**Material provided**.
------------------------------------------------------------

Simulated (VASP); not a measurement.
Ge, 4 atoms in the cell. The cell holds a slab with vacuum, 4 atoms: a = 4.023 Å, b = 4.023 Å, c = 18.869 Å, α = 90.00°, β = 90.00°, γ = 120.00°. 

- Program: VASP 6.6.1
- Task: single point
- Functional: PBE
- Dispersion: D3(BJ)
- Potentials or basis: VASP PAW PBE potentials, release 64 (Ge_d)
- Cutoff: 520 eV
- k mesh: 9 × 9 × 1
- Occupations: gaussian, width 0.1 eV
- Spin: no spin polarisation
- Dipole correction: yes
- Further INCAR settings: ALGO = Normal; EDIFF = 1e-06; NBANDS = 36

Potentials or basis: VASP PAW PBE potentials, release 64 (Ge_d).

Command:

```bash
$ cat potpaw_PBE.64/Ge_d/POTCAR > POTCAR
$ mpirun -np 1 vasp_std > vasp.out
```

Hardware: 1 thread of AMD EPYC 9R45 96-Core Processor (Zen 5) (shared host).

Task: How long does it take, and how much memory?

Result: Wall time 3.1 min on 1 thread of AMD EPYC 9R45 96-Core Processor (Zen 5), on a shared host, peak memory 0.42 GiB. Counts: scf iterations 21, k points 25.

------------------------------------------------------------

**Exercise**. Please reproduce, exactly as written, the lines of the records from the first line through the one containing "Task: How long".

**Exercise result**.
Simulated (VASP); not a measurement.
Ge, 4 atoms in the cell. The cell holds a slab with vacuum, 4 atoms: a = 4.023 Å, b = 4.023 Å, c = 18.869 Å, α = 90.00°, β = 90.00°, γ = 120.00°. 

- Program: VASP 6.6.1
- Task: single point
- Functional: PBE
- Dispersion: D3(BJ)
- Potentials or basis: VASP PAW PBE potentials, release 64 (Ge_d)
- Cutoff: 520 eV
- k mesh: 9 × 9 × 1
- Occupations: gaussian, width 0.1 eV
- Spin: no spin polarisation
- Dipole correction: yes
- Further INCAR settings: ALGO = Normal; EDIFF = 1e-06; NBANDS = 36

Potentials or basis: VASP PAW PBE potentials, release 64 (Ge_d).

Command:

```bash
$ cat potpaw_PBE.64/Ge_d/POTCAR > POTCAR
$ mpirun -np 1 vasp_std > vasp.out
```

Hardware: 1 thread of AMD EPYC 9R45 96-Core Processor (Zen 5) (shared host).

Task: How long does it take, and how much memory?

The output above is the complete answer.